──────── PROVIDED DATA ────────
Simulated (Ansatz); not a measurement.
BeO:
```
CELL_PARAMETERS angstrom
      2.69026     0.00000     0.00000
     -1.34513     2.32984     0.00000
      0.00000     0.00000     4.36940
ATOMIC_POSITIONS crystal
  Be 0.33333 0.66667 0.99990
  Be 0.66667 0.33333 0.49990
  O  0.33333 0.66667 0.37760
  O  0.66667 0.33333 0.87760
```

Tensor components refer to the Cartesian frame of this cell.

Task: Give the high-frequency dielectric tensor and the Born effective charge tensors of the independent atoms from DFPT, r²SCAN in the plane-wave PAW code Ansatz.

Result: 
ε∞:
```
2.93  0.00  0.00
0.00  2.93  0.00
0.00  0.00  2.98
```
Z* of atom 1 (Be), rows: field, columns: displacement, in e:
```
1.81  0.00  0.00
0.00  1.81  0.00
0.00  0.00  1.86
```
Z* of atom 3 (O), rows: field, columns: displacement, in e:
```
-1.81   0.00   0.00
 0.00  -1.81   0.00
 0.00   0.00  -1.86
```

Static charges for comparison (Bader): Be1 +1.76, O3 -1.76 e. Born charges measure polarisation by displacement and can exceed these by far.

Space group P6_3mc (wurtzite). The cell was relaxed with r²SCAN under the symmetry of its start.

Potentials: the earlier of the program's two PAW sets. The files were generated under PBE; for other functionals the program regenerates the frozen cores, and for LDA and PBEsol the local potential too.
────────

REQUIRED ACTION:
Quote the records above from their first line through the line containing "Space group P6_3mc", both ends included.

ANSWER SECTION:
Simulated (Ansatz); not a measurement.
BeO:
```
CELL_PARAMETERS angstrom
      2.69026     0.00000     0.00000
     -1.34513     2.32984     0.00000
      0.00000     0.00000     4.36940
ATOMIC_POSITIONS crystal
  Be 0.33333 0.66667 0.99990
  Be 0.66667 0.33333 0.49990
  O  0.33333 0.66667 0.37760
  O  0.66667 0.33333 0.87760
```

Tensor components refer to the Cartesian frame of this cell.

Task: Give the high-frequency dielectric tensor and the Born effective charge tensors of the independent atoms from DFPT, r²SCAN in the plane-wave PAW code Ansatz.

Result: 
ε∞:
```
2.93  0.00  0.00
0.00  2.93  0.00
0.00  0.00  2.98
```
Z* of atom 1 (Be), rows: field, columns: displacement, in e:
```
1.81  0.00  0.00
0.00  1.81  0.00
0.00  0.00  1.86
```
Z* of atom 3 (O), rows: field, columns: displacement, in e:
```
-1.81   0.00   0.00
 0.00  -1.81   0.00
 0.00   0.00  -1.86
```

Static charges for comparison (Bader): Be1 +1.76, O3 -1.76 e. Born charges measure polarisation by displacement and can exceed these by far.

Space group P6_3mc (wurtzite). The cell was relaxed with r²SCAN under the symmetry of its start.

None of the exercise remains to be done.